> [WORK ORDER]: Every record below needs to be retyped exactly as it appears.

-----
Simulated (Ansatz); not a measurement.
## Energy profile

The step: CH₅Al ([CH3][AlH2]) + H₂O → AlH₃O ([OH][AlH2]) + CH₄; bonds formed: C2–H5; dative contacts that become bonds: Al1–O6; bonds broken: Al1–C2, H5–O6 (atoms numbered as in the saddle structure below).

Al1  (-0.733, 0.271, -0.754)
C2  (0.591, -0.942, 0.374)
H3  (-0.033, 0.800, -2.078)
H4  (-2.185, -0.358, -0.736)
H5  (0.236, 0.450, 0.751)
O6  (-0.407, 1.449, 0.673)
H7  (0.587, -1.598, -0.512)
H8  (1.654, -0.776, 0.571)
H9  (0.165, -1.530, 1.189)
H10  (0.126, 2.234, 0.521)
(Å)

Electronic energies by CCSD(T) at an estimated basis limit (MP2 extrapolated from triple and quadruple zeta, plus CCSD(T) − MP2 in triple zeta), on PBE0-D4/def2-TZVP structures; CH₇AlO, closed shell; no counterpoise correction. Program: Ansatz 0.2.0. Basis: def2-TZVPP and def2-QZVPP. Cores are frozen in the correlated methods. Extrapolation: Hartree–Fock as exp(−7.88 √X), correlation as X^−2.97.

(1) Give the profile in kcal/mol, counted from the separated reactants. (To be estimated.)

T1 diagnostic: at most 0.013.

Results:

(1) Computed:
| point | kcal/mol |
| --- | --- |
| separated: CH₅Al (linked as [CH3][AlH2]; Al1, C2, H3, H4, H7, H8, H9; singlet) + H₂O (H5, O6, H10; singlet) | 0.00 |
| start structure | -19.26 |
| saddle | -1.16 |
-----

> [REPLY]:
Simulated (Ansatz); not a measurement.
## Energy profile

The step: CH₅Al ([CH3][AlH2]) + H₂O → AlH₃O ([OH][AlH2]) + CH₄; bonds formed: C2–H5; dative contacts that become bonds: Al1–O6; bonds broken: Al1–C2, H5–O6 (atoms numbered as in the saddle structure below).

Al1  (-0.733, 0.271, -0.754)
C2  (0.591, -0.942, 0.374)
H3  (-0.033, 0.800, -2.078)
H4  (-2.185, -0.358, -0.736)
H5  (0.236, 0.450, 0.751)
O6  (-0.407, 1.449, 0.673)
H7  (0.587, -1.598, -0.512)
H8  (1.654, -0.776, 0.571)
H9  (0.165, -1.530, 1.189)
H10  (0.126, 2.234, 0.521)
(Å)

Electronic energies by CCSD(T) at an estimated basis limit (MP2 extrapolated from triple and quadruple zeta, plus CCSD(T) − MP2 in triple zeta), on PBE0-D4/def2-TZVP structures; CH₇AlO, closed shell; no counterpoise correction. Program: Ansatz 0.2.0. Basis: def2-TZVPP and def2-QZVPP. Cores are frozen in the correlated methods. Extrapolation: Hartree–Fock as exp(−7.88 √X), correlation as X^−2.97.

(1) Give the profile in kcal/mol, counted from the separated reactants. (To be estimated.)

T1 diagnostic: at most 0.013.

Results:

(1) Computed:
| point | kcal/mol |
| --- | --- |
| separated: CH₅Al (linked as [CH3][AlH2]; Al1, C2, H3, H4, H7, H8, H9; singlet) + H₂O (H5, O6, H10; singlet) | 0.00 |
| start structure | -19.26 |
| saddle | -1.16 |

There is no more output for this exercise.